==== EXTRACTED INFORMATION

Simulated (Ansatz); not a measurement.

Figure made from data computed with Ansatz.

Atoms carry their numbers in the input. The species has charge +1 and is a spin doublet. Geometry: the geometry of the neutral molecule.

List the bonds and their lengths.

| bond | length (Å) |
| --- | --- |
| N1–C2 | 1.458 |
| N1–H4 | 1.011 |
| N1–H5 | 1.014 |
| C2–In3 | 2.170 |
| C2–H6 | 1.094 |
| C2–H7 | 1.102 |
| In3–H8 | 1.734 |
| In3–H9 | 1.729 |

========

WORK ORDER: Set down each line of the material verbatim, from the first line through the line that contains "In3–H8 | 1.734 |".

PROBLEM SOLUTION:
Simulated (Ansatz); not a measurement.

Figure made from data computed with Ansatz.

Atoms carry their numbers in the input. The species has charge +1 and is a spin doublet. Geometry: the geometry of the neutral molecule.

List the bonds and their lengths.

| bond | length (Å) |
| --- | --- |
| N1–C2 | 1.458 |
| N1–H4 | 1.011 |
| N1–H5 | 1.014 |
| C2–In3 | 2.170 |
| C2–H6 | 1.094 |
| C2–H7 | 1.102 |
| In3–H8 | 1.734 |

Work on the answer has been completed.